── Listed entries

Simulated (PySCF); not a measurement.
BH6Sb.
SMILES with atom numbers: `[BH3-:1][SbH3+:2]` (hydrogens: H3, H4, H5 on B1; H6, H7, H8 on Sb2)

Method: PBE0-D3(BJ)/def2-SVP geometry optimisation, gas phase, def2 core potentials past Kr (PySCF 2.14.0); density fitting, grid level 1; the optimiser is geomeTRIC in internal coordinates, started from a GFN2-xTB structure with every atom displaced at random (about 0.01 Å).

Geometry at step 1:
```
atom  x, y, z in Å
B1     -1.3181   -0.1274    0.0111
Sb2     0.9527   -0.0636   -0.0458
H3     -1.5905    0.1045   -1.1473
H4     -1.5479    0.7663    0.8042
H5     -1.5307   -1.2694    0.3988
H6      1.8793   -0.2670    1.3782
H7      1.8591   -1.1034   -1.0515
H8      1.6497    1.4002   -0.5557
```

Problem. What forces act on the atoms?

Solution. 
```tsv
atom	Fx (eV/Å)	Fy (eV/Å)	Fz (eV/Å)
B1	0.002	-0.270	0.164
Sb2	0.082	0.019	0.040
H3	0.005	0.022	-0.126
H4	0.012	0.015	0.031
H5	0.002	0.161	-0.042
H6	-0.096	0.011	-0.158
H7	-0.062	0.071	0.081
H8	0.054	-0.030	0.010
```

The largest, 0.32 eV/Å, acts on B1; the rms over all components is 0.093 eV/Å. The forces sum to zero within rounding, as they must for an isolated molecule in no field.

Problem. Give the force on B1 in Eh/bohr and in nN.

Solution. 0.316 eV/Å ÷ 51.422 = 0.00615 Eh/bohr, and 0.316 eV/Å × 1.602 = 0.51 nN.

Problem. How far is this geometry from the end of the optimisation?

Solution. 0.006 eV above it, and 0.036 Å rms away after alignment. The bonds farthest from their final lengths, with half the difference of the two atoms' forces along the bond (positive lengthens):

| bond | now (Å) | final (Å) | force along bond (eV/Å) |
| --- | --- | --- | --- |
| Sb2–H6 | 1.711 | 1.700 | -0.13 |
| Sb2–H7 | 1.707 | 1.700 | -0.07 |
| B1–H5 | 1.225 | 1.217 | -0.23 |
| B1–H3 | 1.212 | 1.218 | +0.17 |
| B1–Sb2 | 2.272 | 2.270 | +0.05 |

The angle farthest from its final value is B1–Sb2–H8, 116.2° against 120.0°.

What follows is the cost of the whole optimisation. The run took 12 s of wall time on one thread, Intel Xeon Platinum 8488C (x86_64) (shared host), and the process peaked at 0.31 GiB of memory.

────

Of all the entries above, retype exactly the lines from the line with "Solution. 0.316 eV/Å" to the line with "The angle farthest", both included, and no others.

◆ Task solution:
Solution. 0.316 eV/Å ÷ 51.422 = 0.00615 Eh/bohr, and 0.316 eV/Å × 1.602 = 0.51 nN.

Problem. How far is this geometry from the end of the optimisation?

Solution. 0.006 eV above it, and 0.036 Å rms away after alignment. The bonds farthest from their final lengths, with half the difference of the two atoms' forces along the bond (positive lengthens):

| bond | now (Å) | final (Å) | force along bond (eV/Å) |
| --- | --- | --- | --- |
| Sb2–H6 | 1.711 | 1.700 | -0.13 |
| Sb2–H7 | 1.707 | 1.700 | -0.07 |
| B1–H5 | 1.225 | 1.217 | -0.23 |
| B1–H3 | 1.212 | 1.218 | +0.17 |
| B1–Sb2 | 2.272 | 2.270 | +0.05 |

The angle farthest from its final value is B1–Sb2–H8, 116.2° against 120.0°.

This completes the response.